BRIEF
Retype every record that appears below, unchanged.

MATERIAL SHOWN
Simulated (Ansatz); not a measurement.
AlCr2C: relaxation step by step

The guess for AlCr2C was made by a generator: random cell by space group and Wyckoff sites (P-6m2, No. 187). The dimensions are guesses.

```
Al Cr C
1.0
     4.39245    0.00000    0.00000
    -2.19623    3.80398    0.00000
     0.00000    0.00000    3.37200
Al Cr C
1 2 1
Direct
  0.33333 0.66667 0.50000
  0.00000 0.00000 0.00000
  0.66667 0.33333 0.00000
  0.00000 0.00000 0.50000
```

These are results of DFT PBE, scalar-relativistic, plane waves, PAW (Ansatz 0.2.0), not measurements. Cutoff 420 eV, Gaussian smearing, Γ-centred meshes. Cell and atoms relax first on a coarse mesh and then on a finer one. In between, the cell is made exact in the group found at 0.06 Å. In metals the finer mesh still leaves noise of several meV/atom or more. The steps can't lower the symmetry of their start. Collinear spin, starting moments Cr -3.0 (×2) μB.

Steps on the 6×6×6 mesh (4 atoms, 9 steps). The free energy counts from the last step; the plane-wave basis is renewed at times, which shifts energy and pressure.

EXPECTED ANSWER
Simulated (Ansatz); not a measurement.
AlCr2C: relaxation step by step

The guess for AlCr2C was made by a generator: random cell by space group and Wyckoff sites (P-6m2, No. 187). The dimensions are guesses.

```
Al Cr C
1.0
     4.39245    0.00000    0.00000
    -2.19623    3.80398    0.00000
     0.00000    0.00000    3.37200
Al Cr C
1 2 1
Direct
  0.33333 0.66667 0.50000
  0.00000 0.00000 0.00000
  0.66667 0.33333 0.00000
  0.00000 0.00000 0.50000
```

These are results of DFT PBE, scalar-relativistic, plane waves, PAW (Ansatz 0.2.0), not measurements. Cutoff 420 eV, Gaussian smearing, Γ-centred meshes. Cell and atoms relax first on a coarse mesh and then on a finer one. In between, the cell is made exact in the group found at 0.06 Å. In metals the finer mesh still leaves noise of several meV/atom or more. The steps can't lower the symmetry of their start. Collinear spin, starting moments Cr -3.0 (×2) μB.

Steps on the 6×6×6 mesh (4 atoms, 9 steps). The free energy counts from the last step; the plane-wave basis is renewed at times, which shifts energy and pressure.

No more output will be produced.